-- ASSIGNED TASK --
Please keep to the lines below from the one with "Answer. H13; the" through the one with "What is the", and restate them word for word, ends included.

-- GIVEN DATA --
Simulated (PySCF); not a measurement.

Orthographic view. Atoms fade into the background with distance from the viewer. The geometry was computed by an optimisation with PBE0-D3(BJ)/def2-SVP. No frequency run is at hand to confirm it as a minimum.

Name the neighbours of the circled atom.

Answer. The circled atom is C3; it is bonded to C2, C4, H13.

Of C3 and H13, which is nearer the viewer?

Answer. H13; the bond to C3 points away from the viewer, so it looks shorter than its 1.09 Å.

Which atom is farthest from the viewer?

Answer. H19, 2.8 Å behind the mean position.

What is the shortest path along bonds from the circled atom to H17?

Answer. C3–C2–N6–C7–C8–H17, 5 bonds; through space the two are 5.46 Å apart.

-- EXERCISE RESPONSE --
Answer. H13; the bond to C3 points away from the viewer, so it looks shorter than its 1.09 Å.

Which atom is farthest from the viewer?

Answer. H19, 2.8 Å behind the mean position.

What is the shortest path along bonds from the circled atom to H17?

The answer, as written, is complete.